**Study material**
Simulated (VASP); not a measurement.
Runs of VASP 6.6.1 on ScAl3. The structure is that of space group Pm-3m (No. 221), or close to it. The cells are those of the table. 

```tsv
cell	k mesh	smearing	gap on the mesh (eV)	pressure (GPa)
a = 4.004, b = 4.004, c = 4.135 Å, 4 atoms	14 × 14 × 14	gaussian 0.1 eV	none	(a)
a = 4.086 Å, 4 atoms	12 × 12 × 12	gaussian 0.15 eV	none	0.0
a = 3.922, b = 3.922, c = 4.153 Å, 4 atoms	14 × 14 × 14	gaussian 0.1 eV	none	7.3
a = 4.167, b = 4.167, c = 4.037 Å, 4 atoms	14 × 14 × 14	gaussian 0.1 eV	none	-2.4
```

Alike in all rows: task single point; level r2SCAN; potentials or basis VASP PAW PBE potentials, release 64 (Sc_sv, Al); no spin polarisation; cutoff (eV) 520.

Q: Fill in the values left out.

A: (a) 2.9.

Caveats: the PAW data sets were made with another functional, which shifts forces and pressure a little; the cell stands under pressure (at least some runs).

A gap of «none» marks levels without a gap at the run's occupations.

**Required action**
From the very first line of the data through the line with "Q: Fill in the values left out." in it, please reproduce each line exactly and output nothing more.

**Task result**
Simulated (VASP); not a measurement.
Runs of VASP 6.6.1 on ScAl3. The structure is that of space group Pm-3m (No. 221), or close to it. The cells are those of the table. 

```tsv
cell	k mesh	smearing	gap on the mesh (eV)	pressure (GPa)
a = 4.004, b = 4.004, c = 4.135 Å, 4 atoms	14 × 14 × 14	gaussian 0.1 eV	none	(a)
a = 4.086 Å, 4 atoms	12 × 12 × 12	gaussian 0.15 eV	none	0.0
a = 3.922, b = 3.922, c = 4.153 Å, 4 atoms	14 × 14 × 14	gaussian 0.1 eV	none	7.3
a = 4.167, b = 4.167, c = 4.037 Å, 4 atoms	14 × 14 × 14	gaussian 0.1 eV	none	-2.4
```

Alike in all rows: task single point; level r2SCAN; potentials or basis VASP PAW PBE potentials, release 64 (Sc_sv, Al); no spin polarisation; cutoff (eV) 520.

Q: Fill in the values left out.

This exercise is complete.